| Work instruction |
Please keep to the lines below from the one with "Everything below comes" through the one with "### Step 1. The cell of the first run", and restate them word for word, ends included.

| Dataset entries |
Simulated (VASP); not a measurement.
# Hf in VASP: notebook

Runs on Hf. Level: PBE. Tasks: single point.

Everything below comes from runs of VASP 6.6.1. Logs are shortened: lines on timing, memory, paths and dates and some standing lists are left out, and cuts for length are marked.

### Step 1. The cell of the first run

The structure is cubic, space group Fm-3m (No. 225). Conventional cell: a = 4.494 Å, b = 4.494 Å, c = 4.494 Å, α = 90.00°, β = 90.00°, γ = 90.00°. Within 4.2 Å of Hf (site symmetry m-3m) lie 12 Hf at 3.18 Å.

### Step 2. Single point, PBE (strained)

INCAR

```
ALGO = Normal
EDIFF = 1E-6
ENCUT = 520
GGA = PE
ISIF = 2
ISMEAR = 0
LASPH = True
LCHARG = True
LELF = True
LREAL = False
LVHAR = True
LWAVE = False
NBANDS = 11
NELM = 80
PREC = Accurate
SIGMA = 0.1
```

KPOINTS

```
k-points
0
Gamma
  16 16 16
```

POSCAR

| Response area |
Everything below comes from runs of VASP 6.6.1. Logs are shortened: lines on timing, memory, paths and dates and some standing lists are left out, and cuts for length are marked.

### Step 1. The cell of the first run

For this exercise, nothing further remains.